• **Work item**
Only one span of the listing below is wanted: the lines from the one with "Potentials or basis: VASP" through the one with "(2) 24i cm⁻¹.", reproduced exactly, both ends kept.

*** Provided records ***
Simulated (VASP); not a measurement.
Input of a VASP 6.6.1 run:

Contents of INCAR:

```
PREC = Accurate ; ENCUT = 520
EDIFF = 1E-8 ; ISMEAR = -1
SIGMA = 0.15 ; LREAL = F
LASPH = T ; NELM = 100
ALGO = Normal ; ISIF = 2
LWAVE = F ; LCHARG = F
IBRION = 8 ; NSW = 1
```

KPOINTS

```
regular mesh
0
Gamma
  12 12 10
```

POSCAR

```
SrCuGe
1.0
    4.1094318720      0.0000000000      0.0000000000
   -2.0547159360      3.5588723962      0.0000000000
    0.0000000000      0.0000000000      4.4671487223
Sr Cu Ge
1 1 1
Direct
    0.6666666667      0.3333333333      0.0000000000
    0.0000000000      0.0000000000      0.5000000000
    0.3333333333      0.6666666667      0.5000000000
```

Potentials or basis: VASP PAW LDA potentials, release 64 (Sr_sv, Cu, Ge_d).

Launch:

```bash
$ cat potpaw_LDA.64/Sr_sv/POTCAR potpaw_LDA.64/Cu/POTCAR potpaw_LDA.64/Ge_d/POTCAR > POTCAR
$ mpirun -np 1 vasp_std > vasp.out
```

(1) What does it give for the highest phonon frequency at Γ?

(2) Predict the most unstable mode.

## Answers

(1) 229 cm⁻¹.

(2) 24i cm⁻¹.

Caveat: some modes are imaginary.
*** End of Provided records ***

• **Task output**
Potentials or basis: VASP PAW LDA potentials, release 64 (Sr_sv, Cu, Ge_d).

Launch:

```bash
$ cat potpaw_LDA.64/Sr_sv/POTCAR potpaw_LDA.64/Cu/POTCAR potpaw_LDA.64/Ge_d/POTCAR > POTCAR
$ mpirun -np 1 vasp_std > vasp.out
```

(1) What does it give for the highest phonon frequency at Γ?

(2) Predict the most unstable mode.

## Answers

(1) 229 cm⁻¹.

(2) 24i cm⁻¹.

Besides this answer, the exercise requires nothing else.